◆ **Dataset content**
···

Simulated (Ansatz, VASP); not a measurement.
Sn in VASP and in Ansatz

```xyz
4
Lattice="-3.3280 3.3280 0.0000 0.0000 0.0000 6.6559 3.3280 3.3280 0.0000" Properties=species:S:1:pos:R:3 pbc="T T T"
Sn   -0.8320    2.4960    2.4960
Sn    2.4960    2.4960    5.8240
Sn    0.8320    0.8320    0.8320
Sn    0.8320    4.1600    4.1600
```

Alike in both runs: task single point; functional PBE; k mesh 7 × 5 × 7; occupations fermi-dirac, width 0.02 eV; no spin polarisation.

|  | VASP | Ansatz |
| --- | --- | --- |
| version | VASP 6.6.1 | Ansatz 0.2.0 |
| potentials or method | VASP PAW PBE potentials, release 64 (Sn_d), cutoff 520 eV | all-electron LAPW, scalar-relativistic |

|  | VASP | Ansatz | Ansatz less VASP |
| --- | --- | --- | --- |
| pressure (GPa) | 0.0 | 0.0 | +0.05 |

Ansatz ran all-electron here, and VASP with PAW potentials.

···

◆ **Action item**
Word for word, restate each record in the listing.

◆ **Your solution**
Simulated (Ansatz, VASP); not a measurement.
Sn in VASP and in Ansatz

```xyz
4
Lattice="-3.3280 3.3280 0.0000 0.0000 0.0000 6.6559 3.3280 3.3280 0.0000" Properties=species:S:1:pos:R:3 pbc="T T T"
Sn   -0.8320    2.4960    2.4960
Sn    2.4960    2.4960    5.8240
Sn    0.8320    0.8320    0.8320
Sn    0.8320    4.1600    4.1600
```

Alike in both runs: task single point; functional PBE; k mesh 7 × 5 × 7; occupations fermi-dirac, width 0.02 eV; no spin polarisation.

|  | VASP | Ansatz |
| --- | --- | --- |
| version | VASP 6.6.1 | Ansatz 0.2.0 |
| potentials or method | VASP PAW PBE potentials, release 64 (Sn_d), cutoff 520 eV | all-electron LAPW, scalar-relativistic |

|  | VASP | Ansatz | Ansatz less VASP |
| --- | --- | --- | --- |
| pressure (GPa) | 0.0 | 0.0 | +0.05 |

Ansatz ran all-electron here, and VASP with PAW potentials.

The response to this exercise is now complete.